• [SUPPLIED MATERIAL]:
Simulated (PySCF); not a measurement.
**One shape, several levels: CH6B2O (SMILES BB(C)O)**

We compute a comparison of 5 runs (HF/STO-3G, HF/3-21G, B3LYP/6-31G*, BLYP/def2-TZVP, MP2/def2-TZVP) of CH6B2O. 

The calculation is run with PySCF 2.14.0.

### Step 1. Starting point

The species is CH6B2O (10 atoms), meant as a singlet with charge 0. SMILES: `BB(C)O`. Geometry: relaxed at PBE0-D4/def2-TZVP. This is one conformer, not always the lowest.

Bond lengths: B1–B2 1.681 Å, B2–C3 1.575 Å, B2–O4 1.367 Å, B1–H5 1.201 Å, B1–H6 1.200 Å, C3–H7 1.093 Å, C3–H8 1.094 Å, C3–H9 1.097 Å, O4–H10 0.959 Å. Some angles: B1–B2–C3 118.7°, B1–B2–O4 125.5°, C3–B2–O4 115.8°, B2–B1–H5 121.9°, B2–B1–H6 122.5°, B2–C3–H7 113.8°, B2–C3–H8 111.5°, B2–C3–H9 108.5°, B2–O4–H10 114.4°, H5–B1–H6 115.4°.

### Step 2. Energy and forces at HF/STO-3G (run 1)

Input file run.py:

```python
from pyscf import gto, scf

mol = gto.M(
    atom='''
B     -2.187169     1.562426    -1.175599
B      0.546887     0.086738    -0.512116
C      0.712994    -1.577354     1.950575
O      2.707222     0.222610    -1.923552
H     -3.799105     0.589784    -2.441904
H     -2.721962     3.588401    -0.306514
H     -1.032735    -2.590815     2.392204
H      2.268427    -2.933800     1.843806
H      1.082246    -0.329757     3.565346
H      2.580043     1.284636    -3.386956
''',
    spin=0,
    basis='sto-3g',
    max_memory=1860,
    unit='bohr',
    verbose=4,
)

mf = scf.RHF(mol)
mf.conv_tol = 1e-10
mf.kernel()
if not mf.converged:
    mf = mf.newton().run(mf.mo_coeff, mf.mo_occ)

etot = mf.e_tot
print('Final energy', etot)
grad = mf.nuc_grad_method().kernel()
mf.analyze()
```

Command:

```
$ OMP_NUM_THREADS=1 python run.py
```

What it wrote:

• [ACTION ITEM]:
Write out, exactly and with nothing else, the lines of the listing above from its first line through the line with "The species is".

• [PROBLEM SOLUTION]:
Simulated (PySCF); not a measurement.
**One shape, several levels: CH6B2O (SMILES BB(C)O)**

We compute a comparison of 5 runs (HF/STO-3G, HF/3-21G, B3LYP/6-31G*, BLYP/def2-TZVP, MP2/def2-TZVP) of CH6B2O. 

The calculation is run with PySCF 2.14.0.

### Step 1. Starting point

The species is CH6B2O (10 atoms), meant as a singlet with charge 0. SMILES: `BB(C)O`. Geometry: relaxed at PBE0-D4/def2-TZVP. This is one conformer, not always the lowest.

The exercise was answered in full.